» **Work item**
Write each of the records out again exactly.

--- START ---

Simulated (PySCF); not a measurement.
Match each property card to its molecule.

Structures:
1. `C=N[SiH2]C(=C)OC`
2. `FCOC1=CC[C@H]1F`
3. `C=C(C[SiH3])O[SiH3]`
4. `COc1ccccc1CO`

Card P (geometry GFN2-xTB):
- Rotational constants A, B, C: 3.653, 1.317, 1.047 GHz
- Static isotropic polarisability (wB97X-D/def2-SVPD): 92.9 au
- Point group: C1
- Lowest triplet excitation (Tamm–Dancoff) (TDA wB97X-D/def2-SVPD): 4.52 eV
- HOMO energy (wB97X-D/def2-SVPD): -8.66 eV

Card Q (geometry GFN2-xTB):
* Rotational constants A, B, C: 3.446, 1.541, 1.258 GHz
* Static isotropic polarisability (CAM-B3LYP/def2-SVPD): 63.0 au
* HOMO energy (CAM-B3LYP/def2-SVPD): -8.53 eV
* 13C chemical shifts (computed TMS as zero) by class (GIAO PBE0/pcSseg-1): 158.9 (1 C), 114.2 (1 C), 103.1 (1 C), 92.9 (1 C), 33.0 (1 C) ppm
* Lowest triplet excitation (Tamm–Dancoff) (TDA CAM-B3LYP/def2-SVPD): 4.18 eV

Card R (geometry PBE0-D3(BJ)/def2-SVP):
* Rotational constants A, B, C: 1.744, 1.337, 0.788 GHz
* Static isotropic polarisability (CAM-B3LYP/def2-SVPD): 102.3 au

--- END ---

» **Answer space**
Simulated (PySCF); not a measurement.
Match each property card to its molecule.

Structures:
1. `C=N[SiH2]C(=C)OC`
2. `FCOC1=CC[C@H]1F`
3. `C=C(C[SiH3])O[SiH3]`
4. `COc1ccccc1CO`

Card P (geometry GFN2-xTB):
- Rotational constants A, B, C: 3.653, 1.317, 1.047 GHz
- Static isotropic polarisability (wB97X-D/def2-SVPD): 92.9 au
- Point group: C1
- Lowest triplet excitation (Tamm–Dancoff) (TDA wB97X-D/def2-SVPD): 4.52 eV
- HOMO energy (wB97X-D/def2-SVPD): -8.66 eV

Card Q (geometry GFN2-xTB):
* Rotational constants A, B, C: 3.446, 1.541, 1.258 GHz
* Static isotropic polarisability (CAM-B3LYP/def2-SVPD): 63.0 au
* HOMO energy (CAM-B3LYP/def2-SVPD): -8.53 eV
* 13C chemical shifts (computed TMS as zero) by class (GIAO PBE0/pcSseg-1): 158.9 (1 C), 114.2 (1 C), 103.1 (1 C), 92.9 (1 C), 33.0 (1 C) ppm
* Lowest triplet excitation (Tamm–Dancoff) (TDA CAM-B3LYP/def2-SVPD): 4.18 eV

Card R (geometry PBE0-D3(BJ)/def2-SVP):
* Rotational constants A, B, C: 1.744, 1.337, 0.788 GHz
* Static isotropic polarisability (CAM-B3LYP/def2-SVPD): 102.3 au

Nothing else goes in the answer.